▸ **ASSIGNED TASK**
Only the lines from the one containing "waves, PAW |" through the one containing "from the codes." should be printed, exactly as they appear below, with both ends included.

-- Opening Marker --

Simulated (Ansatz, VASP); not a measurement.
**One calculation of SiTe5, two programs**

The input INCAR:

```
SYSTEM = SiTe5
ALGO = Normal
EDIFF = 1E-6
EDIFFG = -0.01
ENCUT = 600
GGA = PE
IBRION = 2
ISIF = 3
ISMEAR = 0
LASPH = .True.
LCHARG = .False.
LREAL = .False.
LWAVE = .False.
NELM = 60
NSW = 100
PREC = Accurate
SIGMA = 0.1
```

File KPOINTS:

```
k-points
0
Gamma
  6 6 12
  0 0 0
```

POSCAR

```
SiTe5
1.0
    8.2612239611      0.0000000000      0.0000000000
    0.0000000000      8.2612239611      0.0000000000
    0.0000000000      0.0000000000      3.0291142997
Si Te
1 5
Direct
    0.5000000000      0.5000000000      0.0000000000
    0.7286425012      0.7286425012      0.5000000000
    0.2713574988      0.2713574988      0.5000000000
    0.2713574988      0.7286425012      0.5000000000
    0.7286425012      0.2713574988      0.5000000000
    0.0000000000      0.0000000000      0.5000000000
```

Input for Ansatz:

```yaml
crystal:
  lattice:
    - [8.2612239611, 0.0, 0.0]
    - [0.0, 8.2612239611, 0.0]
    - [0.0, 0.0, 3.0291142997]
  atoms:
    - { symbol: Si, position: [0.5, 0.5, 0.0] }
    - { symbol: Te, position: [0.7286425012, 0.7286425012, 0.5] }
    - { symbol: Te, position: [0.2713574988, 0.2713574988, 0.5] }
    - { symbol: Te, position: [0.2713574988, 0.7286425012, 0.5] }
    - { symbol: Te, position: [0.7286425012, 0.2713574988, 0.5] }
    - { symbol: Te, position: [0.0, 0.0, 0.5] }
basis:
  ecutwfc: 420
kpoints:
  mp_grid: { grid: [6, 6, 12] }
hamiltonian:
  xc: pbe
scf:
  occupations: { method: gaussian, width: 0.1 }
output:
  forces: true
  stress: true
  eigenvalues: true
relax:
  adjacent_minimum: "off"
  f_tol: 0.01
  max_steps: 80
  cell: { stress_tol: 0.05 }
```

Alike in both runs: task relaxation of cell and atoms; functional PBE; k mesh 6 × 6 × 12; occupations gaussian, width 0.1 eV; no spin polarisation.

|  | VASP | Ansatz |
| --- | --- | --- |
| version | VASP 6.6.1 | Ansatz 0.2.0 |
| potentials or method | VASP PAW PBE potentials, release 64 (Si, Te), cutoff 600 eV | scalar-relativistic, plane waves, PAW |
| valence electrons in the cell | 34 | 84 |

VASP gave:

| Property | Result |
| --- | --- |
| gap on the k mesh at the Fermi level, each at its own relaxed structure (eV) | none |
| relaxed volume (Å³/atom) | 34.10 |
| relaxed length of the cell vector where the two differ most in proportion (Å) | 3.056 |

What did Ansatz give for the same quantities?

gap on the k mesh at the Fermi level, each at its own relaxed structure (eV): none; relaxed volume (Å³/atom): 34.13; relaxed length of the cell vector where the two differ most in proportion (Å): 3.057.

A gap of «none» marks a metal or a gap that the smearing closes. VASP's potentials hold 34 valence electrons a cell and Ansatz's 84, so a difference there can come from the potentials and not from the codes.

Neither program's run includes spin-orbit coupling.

-- Closing Marker --

▸ **PROBLEM SOLUTION**
| potentials or method | VASP PAW PBE potentials, release 64 (Si, Te), cutoff 600 eV | scalar-relativistic, plane waves, PAW |
| valence electrons in the cell | 34 | 84 |

VASP gave:

| Property | Result |
| --- | --- |
| gap on the k mesh at the Fermi level, each at its own relaxed structure (eV) | none |
| relaxed volume (Å³/atom) | 34.10 |
| relaxed length of the cell vector where the two differ most in proportion (Å) | 3.056 |

What did Ansatz give for the same quantities?

gap on the k mesh at the Fermi level, each at its own relaxed structure (eV): none; relaxed volume (Å³/atom): 34.13; relaxed length of the cell vector where the two differ most in proportion (Å): 3.057.

A gap of «none» marks a metal or a gap that the smearing closes. VASP's potentials hold 34 valence electrons a cell and Ansatz's 84, so a difference there can come from the potentials and not from the codes.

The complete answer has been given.